ACTION ITEM:
Reproduce the lines of the listing exactly, beginning at the top, until the line with "175°, H–O1–C2–P3 65°" has been reproduced too.

DATA UNDER STUDY: Begin

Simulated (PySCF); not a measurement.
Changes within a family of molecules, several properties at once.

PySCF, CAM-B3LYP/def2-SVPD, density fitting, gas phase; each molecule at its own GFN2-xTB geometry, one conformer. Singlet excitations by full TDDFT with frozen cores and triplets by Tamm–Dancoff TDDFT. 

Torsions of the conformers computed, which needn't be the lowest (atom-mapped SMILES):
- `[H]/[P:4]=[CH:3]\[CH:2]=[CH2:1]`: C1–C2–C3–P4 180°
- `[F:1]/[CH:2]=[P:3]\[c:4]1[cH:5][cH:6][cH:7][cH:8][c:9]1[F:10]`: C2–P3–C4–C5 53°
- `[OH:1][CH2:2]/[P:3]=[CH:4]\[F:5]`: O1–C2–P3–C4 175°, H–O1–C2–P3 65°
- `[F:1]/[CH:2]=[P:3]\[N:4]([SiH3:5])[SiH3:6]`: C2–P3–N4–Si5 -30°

DATA UNDER STUDY: End

EXERCISE RESULT:
Simulated (PySCF); not a measurement.
Changes within a family of molecules, several properties at once.

PySCF, CAM-B3LYP/def2-SVPD, density fitting, gas phase; each molecule at its own GFN2-xTB geometry, one conformer. Singlet excitations by full TDDFT with frozen cores and triplets by Tamm–Dancoff TDDFT. 

Torsions of the conformers computed, which needn't be the lowest (atom-mapped SMILES):
- `[H]/[P:4]=[CH:3]\[CH:2]=[CH2:1]`: C1–C2–C3–P4 180°
- `[F:1]/[CH:2]=[P:3]\[c:4]1[cH:5][cH:6][cH:7][cH:8][c:9]1[F:10]`: C2–P3–C4–C5 53°
- `[OH:1][CH2:2]/[P:3]=[CH:4]\[F:5]`: O1–C2–P3–C4 175°, H–O1–C2–P3 65°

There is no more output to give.